* **Task item**
What do the lines say, reproduced word for word, from the first of the entries below through the line bearing "Solution. 5.97 eV, direct."?

Material provided Start Marker

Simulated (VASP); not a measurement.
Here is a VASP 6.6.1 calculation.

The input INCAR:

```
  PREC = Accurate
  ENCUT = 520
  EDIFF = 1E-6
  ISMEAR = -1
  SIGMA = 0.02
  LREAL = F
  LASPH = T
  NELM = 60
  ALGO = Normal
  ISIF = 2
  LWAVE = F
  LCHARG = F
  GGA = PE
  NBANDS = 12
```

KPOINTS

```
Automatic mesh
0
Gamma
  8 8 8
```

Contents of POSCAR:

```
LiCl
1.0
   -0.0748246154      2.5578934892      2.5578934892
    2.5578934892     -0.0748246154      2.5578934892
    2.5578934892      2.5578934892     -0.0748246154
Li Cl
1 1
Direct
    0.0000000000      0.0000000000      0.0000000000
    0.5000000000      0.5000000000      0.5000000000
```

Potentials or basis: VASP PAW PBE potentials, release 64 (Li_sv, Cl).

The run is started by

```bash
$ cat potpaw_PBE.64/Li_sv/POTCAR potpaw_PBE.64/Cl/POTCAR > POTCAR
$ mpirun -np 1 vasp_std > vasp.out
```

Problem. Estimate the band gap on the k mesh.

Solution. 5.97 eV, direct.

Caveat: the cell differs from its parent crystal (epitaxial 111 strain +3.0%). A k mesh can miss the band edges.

Material provided End Marker

* **Task result**
Simulated (VASP); not a measurement.
Here is a VASP 6.6.1 calculation.

The input INCAR:

```
  PREC = Accurate
  ENCUT = 520
  EDIFF = 1E-6
  ISMEAR = -1
  SIGMA = 0.02
  LREAL = F
  LASPH = T
  NELM = 60
  ALGO = Normal
  ISIF = 2
  LWAVE = F
  LCHARG = F
  GGA = PE
  NBANDS = 12
```

KPOINTS

```
Automatic mesh
0
Gamma
  8 8 8
```

Contents of POSCAR:

```
LiCl
1.0
   -0.0748246154      2.5578934892      2.5578934892
    2.5578934892     -0.0748246154      2.5578934892
    2.5578934892      2.5578934892     -0.0748246154
Li Cl
1 1
Direct
    0.0000000000      0.0000000000      0.0000000000
    0.5000000000      0.5000000000      0.5000000000
```

Potentials or basis: VASP PAW PBE potentials, release 64 (Li_sv, Cl).

The run is started by

```bash
$ cat potpaw_PBE.64/Li_sv/POTCAR potpaw_PBE.64/Cl/POTCAR > POTCAR
$ mpirun -np 1 vasp_std > vasp.out
```

Problem. Estimate the band gap on the k mesh.

Solution. 5.97 eV, direct.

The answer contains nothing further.